Work item: Using the entries below, output each line exactly from the first through the one that contains "Answer: B (4.23".

Supplied data:
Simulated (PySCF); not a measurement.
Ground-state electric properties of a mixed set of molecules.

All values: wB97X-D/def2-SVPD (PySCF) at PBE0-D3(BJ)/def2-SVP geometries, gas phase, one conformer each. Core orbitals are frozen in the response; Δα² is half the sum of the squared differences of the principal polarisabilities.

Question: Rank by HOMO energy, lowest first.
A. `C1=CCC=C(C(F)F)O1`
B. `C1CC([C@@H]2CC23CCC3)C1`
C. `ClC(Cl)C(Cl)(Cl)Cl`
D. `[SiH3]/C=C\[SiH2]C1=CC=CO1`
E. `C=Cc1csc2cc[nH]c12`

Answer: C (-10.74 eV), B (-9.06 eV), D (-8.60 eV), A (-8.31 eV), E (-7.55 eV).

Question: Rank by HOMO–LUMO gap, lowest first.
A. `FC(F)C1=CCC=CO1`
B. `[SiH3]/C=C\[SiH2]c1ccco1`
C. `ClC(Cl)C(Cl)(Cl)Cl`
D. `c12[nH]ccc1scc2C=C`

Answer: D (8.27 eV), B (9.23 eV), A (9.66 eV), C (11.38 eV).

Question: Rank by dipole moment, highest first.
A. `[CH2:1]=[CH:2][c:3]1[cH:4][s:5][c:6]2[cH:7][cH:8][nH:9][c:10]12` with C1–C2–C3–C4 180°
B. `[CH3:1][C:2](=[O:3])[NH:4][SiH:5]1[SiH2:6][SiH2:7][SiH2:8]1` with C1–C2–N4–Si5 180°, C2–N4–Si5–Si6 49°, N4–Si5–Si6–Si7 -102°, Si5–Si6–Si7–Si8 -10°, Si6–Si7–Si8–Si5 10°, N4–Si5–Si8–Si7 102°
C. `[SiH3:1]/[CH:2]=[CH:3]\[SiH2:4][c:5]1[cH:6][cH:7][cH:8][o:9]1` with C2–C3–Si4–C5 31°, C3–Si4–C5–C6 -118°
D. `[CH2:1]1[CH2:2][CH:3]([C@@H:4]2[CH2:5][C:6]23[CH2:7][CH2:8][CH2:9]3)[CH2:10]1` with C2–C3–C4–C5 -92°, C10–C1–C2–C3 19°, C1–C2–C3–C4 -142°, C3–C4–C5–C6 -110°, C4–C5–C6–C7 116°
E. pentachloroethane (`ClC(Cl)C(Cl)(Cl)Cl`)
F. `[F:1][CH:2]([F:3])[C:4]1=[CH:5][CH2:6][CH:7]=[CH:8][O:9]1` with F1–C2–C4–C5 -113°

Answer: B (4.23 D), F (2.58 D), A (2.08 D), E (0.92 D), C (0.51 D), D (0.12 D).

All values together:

Worked solution:
Simulated (PySCF); not a measurement.
Ground-state electric properties of a mixed set of molecules.

All values: wB97X-D/def2-SVPD (PySCF) at PBE0-D3(BJ)/def2-SVP geometries, gas phase, one conformer each. Core orbitals are frozen in the response; Δα² is half the sum of the squared differences of the principal polarisabilities.

Question: Rank by HOMO energy, lowest first.
A. `C1=CCC=C(C(F)F)O1`
B. `C1CC([C@@H]2CC23CCC3)C1`
C. `ClC(Cl)C(Cl)(Cl)Cl`
D. `[SiH3]/C=C\[SiH2]C1=CC=CO1`
E. `C=Cc1csc2cc[nH]c12`

Answer: C (-10.74 eV), B (-9.06 eV), D (-8.60 eV), A (-8.31 eV), E (-7.55 eV).

Question: Rank by HOMO–LUMO gap, lowest first.
A. `FC(F)C1=CCC=CO1`
B. `[SiH3]/C=C\[SiH2]c1ccco1`
C. `ClC(Cl)C(Cl)(Cl)Cl`
D. `c12[nH]ccc1scc2C=C`

Answer: D (8.27 eV), B (9.23 eV), A (9.66 eV), C (11.38 eV).

Question: Rank by dipole moment, highest first.
A. `[CH2:1]=[CH:2][c:3]1[cH:4][s:5][c:6]2[cH:7][cH:8][nH:9][c:10]12` with C1–C2–C3–C4 180°
B. `[CH3:1][C:2](=[O:3])[NH:4][SiH:5]1[SiH2:6][SiH2:7][SiH2:8]1` with C1–C2–N4–Si5 180°, C2–N4–Si5–Si6 49°, N4–Si5–Si6–Si7 -102°, Si5–Si6–Si7–Si8 -10°, Si6–Si7–Si8–Si5 10°, N4–Si5–Si8–Si7 102°
C. `[SiH3:1]/[CH:2]=[CH:3]\[SiH2:4][c:5]1[cH:6][cH:7][cH:8][o:9]1` with C2–C3–Si4–C5 31°, C3–Si4–C5–C6 -118°
D. `[CH2:1]1[CH2:2][CH:3]([C@@H:4]2[CH2:5][C:6]23[CH2:7][CH2:8][CH2:9]3)[CH2:10]1` with C2–C3–C4–C5 -92°, C10–C1–C2–C3 19°, C1–C2–C3–C4 -142°, C3–C4–C5–C6 -110°, C4–C5–C6–C7 116°
E. pentachloroethane (`ClC(Cl)C(Cl)(Cl)Cl`)
F. `[F:1][CH:2]([F:3])[C:4]1=[CH:5][CH2:6][CH:7]=[CH:8][O:9]1` with F1–C2–C4–C5 -113°

Answer: B (4.23 D), F (2.58 D), A (2.08 D), E (0.92 D), C (0.51 D), D (0.12 D).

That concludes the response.